════

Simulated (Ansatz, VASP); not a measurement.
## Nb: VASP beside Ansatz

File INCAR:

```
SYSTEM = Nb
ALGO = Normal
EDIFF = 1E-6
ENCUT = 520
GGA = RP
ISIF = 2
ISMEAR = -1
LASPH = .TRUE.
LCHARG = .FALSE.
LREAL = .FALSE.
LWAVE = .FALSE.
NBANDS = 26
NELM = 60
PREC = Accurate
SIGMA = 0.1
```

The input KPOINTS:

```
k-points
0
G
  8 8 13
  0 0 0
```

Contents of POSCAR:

════

The whole listing above is to be reproduced without any slip.

Simulated (Ansatz, VASP); not a measurement.
## Nb: VASP beside Ansatz

File INCAR:

```
SYSTEM = Nb
ALGO = Normal
EDIFF = 1E-6
ENCUT = 520
GGA = RP
ISIF = 2
ISMEAR = -1
LASPH = .TRUE.
LCHARG = .FALSE.
LREAL = .FALSE.
LWAVE = .FALSE.
NBANDS = 26
NELM = 60
PREC = Accurate
SIGMA = 0.1
```

The input KPOINTS:

```
k-points
0
G
  8 8 13
  0 0 0
```

Contents of POSCAR:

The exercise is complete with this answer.